(EXTRACTED INFORMATION)

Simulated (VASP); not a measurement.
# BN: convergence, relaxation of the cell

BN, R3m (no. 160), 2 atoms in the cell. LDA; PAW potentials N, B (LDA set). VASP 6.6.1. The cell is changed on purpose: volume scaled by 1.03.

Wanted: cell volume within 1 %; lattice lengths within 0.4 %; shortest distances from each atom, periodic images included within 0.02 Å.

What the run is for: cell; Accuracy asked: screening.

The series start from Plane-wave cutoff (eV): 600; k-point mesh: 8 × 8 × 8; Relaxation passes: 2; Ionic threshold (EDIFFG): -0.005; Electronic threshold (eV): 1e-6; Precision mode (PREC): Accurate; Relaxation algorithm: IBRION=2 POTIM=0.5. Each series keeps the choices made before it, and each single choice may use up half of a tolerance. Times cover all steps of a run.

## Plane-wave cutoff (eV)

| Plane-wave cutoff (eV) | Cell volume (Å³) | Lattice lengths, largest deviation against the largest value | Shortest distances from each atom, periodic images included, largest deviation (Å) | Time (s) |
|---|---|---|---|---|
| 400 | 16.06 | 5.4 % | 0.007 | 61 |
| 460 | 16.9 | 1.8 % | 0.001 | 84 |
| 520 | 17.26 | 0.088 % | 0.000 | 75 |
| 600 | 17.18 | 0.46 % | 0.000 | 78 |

(End EXTRACTED INFORMATION)

## REQUIRED ACTION
There is a line with "What the run" and a line with "0.000 | 75 |" above. Copy exactly those two lines and all lines between them, with nothing else.

## TASK RESULT
What the run is for: cell; Accuracy asked: screening.

The series start from Plane-wave cutoff (eV): 600; k-point mesh: 8 × 8 × 8; Relaxation passes: 2; Ionic threshold (EDIFFG): -0.005; Electronic threshold (eV): 1e-6; Precision mode (PREC): Accurate; Relaxation algorithm: IBRION=2 POTIM=0.5. Each series keeps the choices made before it, and each single choice may use up half of a tolerance. Times cover all steps of a run.

## Plane-wave cutoff (eV)

| Plane-wave cutoff (eV) | Cell volume (Å³) | Lattice lengths, largest deviation against the largest value | Shortest distances from each atom, periodic images included, largest deviation (Å) | Time (s) |
|---|---|---|---|---|
| 400 | 16.06 | 5.4 % | 0.007 | 61 |
| 460 | 16.9 | 1.8 % | 0.001 | 84 |
| 520 | 17.26 | 0.088 % | 0.000 | 75 |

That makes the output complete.